## Activity
Only one stretch of the listing below is wanted. Begin at the line that has "One atom of each set is listed.", stop after the line that has "Method: Kohn–Sham DFT", and repeat every line in between exactly.

## Provided records
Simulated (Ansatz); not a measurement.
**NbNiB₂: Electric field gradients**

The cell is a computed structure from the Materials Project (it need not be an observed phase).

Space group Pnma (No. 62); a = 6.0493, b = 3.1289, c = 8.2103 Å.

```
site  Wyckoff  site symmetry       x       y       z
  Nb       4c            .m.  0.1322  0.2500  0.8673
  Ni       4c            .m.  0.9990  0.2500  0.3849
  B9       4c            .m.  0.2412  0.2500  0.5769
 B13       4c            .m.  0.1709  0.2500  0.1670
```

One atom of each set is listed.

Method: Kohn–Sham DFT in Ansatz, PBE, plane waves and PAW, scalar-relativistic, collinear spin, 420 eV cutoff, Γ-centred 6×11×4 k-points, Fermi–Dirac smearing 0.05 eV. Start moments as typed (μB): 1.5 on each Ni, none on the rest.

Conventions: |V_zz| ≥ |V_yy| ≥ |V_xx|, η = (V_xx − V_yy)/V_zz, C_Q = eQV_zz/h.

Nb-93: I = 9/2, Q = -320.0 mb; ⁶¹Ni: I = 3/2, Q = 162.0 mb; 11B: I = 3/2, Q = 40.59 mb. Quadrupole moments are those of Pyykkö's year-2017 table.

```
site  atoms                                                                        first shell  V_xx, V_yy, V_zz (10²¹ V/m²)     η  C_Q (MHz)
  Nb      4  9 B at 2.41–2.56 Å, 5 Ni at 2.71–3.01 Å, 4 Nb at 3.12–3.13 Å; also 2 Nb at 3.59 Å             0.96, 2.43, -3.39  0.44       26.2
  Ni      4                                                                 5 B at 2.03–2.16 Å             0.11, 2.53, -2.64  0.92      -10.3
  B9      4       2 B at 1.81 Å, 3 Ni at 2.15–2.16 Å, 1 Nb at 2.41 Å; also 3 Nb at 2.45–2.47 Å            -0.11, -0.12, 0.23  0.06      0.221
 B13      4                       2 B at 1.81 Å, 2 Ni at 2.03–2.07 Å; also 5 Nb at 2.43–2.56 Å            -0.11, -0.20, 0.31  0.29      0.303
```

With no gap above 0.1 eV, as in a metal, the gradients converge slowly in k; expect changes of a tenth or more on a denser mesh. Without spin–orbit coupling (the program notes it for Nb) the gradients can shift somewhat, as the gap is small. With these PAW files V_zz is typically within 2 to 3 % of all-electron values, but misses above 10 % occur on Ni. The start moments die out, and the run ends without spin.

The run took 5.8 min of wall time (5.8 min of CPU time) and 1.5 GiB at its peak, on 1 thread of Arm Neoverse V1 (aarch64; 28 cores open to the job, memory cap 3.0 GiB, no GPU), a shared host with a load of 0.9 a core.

## Expected answer
One atom of each set is listed.

Method: Kohn–Sham DFT in Ansatz, PBE, plane waves and PAW, scalar-relativistic, collinear spin, 420 eV cutoff, Γ-centred 6×11×4 k-points, Fermi–Dirac smearing 0.05 eV. Start moments as typed (μB): 1.5 on each Ni, none on the rest.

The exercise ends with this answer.